#### ACTION ITEM:
Your output should be the lines of the entries below, exactly, from the first one through the line that holds "Estimate the wall time of this run.".

#### MATERIAL SHOWN:
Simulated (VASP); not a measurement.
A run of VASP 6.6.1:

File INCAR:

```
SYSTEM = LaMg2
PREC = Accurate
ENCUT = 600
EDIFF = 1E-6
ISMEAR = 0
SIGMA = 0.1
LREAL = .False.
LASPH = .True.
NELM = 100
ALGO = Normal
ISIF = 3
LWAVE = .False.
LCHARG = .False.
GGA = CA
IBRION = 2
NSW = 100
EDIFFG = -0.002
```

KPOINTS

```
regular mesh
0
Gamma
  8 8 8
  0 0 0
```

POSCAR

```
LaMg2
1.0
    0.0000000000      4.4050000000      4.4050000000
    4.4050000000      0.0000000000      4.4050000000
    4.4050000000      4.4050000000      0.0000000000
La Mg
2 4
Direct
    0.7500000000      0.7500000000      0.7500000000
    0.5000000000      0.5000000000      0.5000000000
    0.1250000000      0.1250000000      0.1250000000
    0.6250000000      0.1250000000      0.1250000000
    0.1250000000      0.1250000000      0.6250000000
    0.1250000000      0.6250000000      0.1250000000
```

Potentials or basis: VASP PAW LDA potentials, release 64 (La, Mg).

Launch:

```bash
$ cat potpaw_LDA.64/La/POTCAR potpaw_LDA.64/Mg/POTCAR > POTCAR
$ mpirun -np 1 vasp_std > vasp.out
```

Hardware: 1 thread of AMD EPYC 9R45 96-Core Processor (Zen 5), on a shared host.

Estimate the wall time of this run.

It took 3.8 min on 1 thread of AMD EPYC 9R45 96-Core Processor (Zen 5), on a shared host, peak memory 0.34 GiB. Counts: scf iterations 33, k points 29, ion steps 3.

#### TASK SOLUTION:
Simulated (VASP); not a measurement.
A run of VASP 6.6.1:

File INCAR:

```
SYSTEM = LaMg2
PREC = Accurate
ENCUT = 600
EDIFF = 1E-6
ISMEAR = 0
SIGMA = 0.1
LREAL = .False.
LASPH = .True.
NELM = 100
ALGO = Normal
ISIF = 3
LWAVE = .False.
LCHARG = .False.
GGA = CA
IBRION = 2
NSW = 100
EDIFFG = -0.002
```

KPOINTS

```
regular mesh
0
Gamma
  8 8 8
  0 0 0
```

POSCAR

```
LaMg2
1.0
    0.0000000000      4.4050000000      4.4050000000
    4.4050000000      0.0000000000      4.4050000000
    4.4050000000      4.4050000000      0.0000000000
La Mg
2 4
Direct
    0.7500000000      0.7500000000      0.7500000000
    0.5000000000      0.5000000000      0.5000000000
    0.1250000000      0.1250000000      0.1250000000
    0.6250000000      0.1250000000      0.1250000000
    0.1250000000      0.1250000000      0.6250000000
    0.1250000000      0.6250000000      0.1250000000
```

Potentials or basis: VASP PAW LDA potentials, release 64 (La, Mg).

Launch:

```bash
$ cat potpaw_LDA.64/La/POTCAR potpaw_LDA.64/Mg/POTCAR > POTCAR
$ mpirun -np 1 vasp_std > vasp.out
```

Hardware: 1 thread of AMD EPYC 9R45 96-Core Processor (Zen 5), on a shared host.

Estimate the wall time of this run.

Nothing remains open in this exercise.